▶ **PROVIDED RECORDS**
══════════

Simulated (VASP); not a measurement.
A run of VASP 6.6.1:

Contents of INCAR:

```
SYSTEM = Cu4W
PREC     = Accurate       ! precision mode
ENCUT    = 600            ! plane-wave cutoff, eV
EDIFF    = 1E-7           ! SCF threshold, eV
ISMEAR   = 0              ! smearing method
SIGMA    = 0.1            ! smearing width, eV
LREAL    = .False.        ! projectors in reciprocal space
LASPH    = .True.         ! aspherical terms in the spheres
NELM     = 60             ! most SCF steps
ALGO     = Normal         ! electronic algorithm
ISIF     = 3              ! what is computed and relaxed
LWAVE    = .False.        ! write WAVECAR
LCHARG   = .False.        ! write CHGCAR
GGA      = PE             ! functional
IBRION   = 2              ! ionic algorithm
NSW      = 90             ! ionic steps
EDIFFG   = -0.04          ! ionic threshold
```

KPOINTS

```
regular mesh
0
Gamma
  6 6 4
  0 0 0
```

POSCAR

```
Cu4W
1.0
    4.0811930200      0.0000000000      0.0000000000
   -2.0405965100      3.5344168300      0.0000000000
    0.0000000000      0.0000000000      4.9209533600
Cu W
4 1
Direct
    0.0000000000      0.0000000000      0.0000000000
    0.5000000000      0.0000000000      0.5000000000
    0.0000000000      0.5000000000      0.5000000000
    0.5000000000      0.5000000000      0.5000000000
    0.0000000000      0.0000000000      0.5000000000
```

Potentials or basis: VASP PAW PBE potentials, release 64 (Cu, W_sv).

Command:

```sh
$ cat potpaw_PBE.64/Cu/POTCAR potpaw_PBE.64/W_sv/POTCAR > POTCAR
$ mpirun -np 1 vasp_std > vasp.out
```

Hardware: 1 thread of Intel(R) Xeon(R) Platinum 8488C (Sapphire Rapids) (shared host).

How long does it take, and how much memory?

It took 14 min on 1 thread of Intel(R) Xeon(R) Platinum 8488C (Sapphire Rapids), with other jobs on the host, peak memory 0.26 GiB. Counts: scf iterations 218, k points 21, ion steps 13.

══════════

▶ **WORK REQUEST**
Please copy, word for word, every line from the first line of the records through the line containing "How long does it take, and how much memory?", with both of those lines included and nothing else.

▶ **EXERCISE RESPONSE**
Simulated (VASP); not a measurement.
A run of VASP 6.6.1:

Contents of INCAR:

```
SYSTEM = Cu4W
PREC     = Accurate       ! precision mode
ENCUT    = 600            ! plane-wave cutoff, eV
EDIFF    = 1E-7           ! SCF threshold, eV
ISMEAR   = 0              ! smearing method
SIGMA    = 0.1            ! smearing width, eV
LREAL    = .False.        ! projectors in reciprocal space
LASPH    = .True.         ! aspherical terms in the spheres
NELM     = 60             ! most SCF steps
ALGO     = Normal         ! electronic algorithm
ISIF     = 3              ! what is computed and relaxed
LWAVE    = .False.        ! write WAVECAR
LCHARG   = .False.        ! write CHGCAR
GGA      = PE             ! functional
IBRION   = 2              ! ionic algorithm
NSW      = 90             ! ionic steps
EDIFFG   = -0.04          ! ionic threshold
```

KPOINTS

```
regular mesh
0
Gamma
  6 6 4
  0 0 0
```

POSCAR

```
Cu4W
1.0
    4.0811930200      0.0000000000      0.0000000000
   -2.0405965100      3.5344168300      0.0000000000
    0.0000000000      0.0000000000      4.9209533600
Cu W
4 1
Direct
    0.0000000000      0.0000000000      0.0000000000
    0.5000000000      0.0000000000      0.5000000000
    0.0000000000      0.5000000000      0.5000000000
    0.5000000000      0.5000000000      0.5000000000
    0.0000000000      0.0000000000      0.5000000000
```

Potentials or basis: VASP PAW PBE potentials, release 64 (Cu, W_sv).

Command:

```sh
$ cat potpaw_PBE.64/Cu/POTCAR potpaw_PBE.64/W_sv/POTCAR > POTCAR
$ mpirun -np 1 vasp_std > vasp.out
```

Hardware: 1 thread of Intel(R) Xeon(R) Platinum 8488C (Sapphire Rapids) (shared host).

How long does it take, and how much memory?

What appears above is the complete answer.